→ **ACTIVITY**
The lines to be extracted run from the start of the listing through the line containing "Theory: DFT, PBEsol, all-electron"; copy them exactly and nothing else.

→ **EXCERPTED DATA**
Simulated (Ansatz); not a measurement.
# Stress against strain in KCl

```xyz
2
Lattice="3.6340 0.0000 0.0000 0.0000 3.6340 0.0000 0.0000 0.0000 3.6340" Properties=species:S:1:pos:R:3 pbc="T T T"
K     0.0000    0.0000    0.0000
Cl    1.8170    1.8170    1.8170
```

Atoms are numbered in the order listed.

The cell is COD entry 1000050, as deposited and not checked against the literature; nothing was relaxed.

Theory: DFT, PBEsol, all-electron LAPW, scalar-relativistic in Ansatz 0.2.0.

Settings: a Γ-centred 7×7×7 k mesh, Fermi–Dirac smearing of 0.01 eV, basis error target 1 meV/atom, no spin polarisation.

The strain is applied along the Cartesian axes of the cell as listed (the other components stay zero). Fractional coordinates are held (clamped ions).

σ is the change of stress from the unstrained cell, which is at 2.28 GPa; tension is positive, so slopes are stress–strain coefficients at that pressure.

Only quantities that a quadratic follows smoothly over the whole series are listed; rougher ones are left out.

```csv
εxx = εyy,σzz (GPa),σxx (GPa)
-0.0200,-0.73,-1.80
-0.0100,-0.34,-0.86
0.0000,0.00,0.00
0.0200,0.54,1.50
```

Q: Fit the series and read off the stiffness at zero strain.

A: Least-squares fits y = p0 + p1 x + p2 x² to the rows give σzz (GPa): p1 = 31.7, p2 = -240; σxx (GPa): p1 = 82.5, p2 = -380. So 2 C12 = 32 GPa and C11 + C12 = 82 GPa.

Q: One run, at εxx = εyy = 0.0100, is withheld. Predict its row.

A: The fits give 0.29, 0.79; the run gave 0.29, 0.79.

→ **WRITTEN REPLY**
Simulated (Ansatz); not a measurement.
# Stress against strain in KCl

```xyz
2
Lattice="3.6340 0.0000 0.0000 0.0000 3.6340 0.0000 0.0000 0.0000 3.6340" Properties=species:S:1:pos:R:3 pbc="T T T"
K     0.0000    0.0000    0.0000
Cl    1.8170    1.8170    1.8170
```

Atoms are numbered in the order listed.

The cell is COD entry 1000050, as deposited and not checked against the literature; nothing was relaxed.

Theory: DFT, PBEsol, all-electron LAPW, scalar-relativistic in Ansatz 0.2.0.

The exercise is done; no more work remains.